ASSIGNMENT:
Return the whole of the data exactly.

(Beginning of DATA TO EXAMINE)
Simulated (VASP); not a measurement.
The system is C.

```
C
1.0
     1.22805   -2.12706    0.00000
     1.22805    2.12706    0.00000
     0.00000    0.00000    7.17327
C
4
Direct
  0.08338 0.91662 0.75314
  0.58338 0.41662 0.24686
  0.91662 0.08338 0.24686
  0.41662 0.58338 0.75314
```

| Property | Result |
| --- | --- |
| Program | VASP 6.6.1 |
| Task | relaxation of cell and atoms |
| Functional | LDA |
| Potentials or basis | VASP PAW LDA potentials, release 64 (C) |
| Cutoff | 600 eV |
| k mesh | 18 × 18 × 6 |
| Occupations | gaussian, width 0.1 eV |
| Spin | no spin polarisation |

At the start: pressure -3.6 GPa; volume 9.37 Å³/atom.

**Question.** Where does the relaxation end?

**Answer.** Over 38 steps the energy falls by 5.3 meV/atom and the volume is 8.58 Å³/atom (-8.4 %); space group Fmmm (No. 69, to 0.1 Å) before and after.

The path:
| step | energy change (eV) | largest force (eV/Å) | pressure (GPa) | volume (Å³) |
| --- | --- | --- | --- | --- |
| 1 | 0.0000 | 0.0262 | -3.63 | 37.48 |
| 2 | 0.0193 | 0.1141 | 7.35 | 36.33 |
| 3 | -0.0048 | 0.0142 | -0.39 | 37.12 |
(End of DATA TO EXAMINE)

WRITTEN REPLY:
Simulated (VASP); not a measurement.
The system is C.

```
C
1.0
     1.22805   -2.12706    0.00000
     1.22805    2.12706    0.00000
     0.00000    0.00000    7.17327
C
4
Direct
  0.08338 0.91662 0.75314
  0.58338 0.41662 0.24686
  0.91662 0.08338 0.24686
  0.41662 0.58338 0.75314
```

| Property | Result |
| --- | --- |
| Program | VASP 6.6.1 |
| Task | relaxation of cell and atoms |
| Functional | LDA |
| Potentials or basis | VASP PAW LDA potentials, release 64 (C) |
| Cutoff | 600 eV |
| k mesh | 18 × 18 × 6 |
| Occupations | gaussian, width 0.1 eV |
| Spin | no spin polarisation |

At the start: pressure -3.6 GPa; volume 9.37 Å³/atom.

**Question.** Where does the relaxation end?

**Answer.** Over 38 steps the energy falls by 5.3 meV/atom and the volume is 8.58 Å³/atom (-8.4 %); space group Fmmm (No. 69, to 0.1 Å) before and after.

The path:
| step | energy change (eV) | largest force (eV/Å) | pressure (GPa) | volume (Å³) |
| --- | --- | --- | --- | --- |
| 1 | 0.0000 | 0.0262 | -3.63 | 37.48 |
| 2 | 0.0193 | 0.1141 | 7.35 | 36.33 |
| 3 | -0.0048 | 0.0142 | -0.39 | 37.12 |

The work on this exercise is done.